# # # #

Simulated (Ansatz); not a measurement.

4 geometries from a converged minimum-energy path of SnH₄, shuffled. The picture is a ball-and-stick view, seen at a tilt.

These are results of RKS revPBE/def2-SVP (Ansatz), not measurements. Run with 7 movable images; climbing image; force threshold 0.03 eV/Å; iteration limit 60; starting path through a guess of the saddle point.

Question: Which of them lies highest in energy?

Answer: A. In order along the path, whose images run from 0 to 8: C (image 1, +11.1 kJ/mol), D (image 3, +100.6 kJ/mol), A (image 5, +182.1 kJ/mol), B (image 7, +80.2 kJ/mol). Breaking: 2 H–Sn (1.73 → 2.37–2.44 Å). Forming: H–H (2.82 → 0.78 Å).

# # # #

All lines from the beginning of the listing through the one with "Question: Which of" are to be restated word for word, and only those.

◆ Exercise result:
Simulated (Ansatz); not a measurement.

4 geometries from a converged minimum-energy path of SnH₄, shuffled. The picture is a ball-and-stick view, seen at a tilt.

These are results of RKS revPBE/def2-SVP (Ansatz), not measurements. Run with 7 movable images; climbing image; force threshold 0.03 eV/Å; iteration limit 60; starting path through a guess of the saddle point.

Question: Which of them lies highest in energy?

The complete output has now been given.